**Provided data:**
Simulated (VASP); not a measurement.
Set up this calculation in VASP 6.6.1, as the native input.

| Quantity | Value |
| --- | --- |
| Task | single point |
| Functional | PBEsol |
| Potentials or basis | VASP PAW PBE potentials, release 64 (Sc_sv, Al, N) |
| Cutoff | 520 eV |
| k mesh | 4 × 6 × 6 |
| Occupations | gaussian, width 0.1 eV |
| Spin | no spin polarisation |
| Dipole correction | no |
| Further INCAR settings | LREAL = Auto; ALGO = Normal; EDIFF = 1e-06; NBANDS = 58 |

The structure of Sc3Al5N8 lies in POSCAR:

**Action item:** Everything in the material should be repeated exactly as written.

**Task answer:**
Simulated (VASP); not a measurement.
Set up this calculation in VASP 6.6.1, as the native input.

| Quantity | Value |
| --- | --- |
| Task | single point |
| Functional | PBEsol |
| Potentials or basis | VASP PAW PBE potentials, release 64 (Sc_sv, Al, N) |
| Cutoff | 520 eV |
| k mesh | 4 × 6 × 6 |
| Occupations | gaussian, width 0.1 eV |
| Spin | no spin polarisation |
| Dipole correction | no |
| Further INCAR settings | LREAL = Auto; ALGO = Normal; EDIFF = 1e-06; NBANDS = 58 |

The structure of Sc3Al5N8 lies in POSCAR:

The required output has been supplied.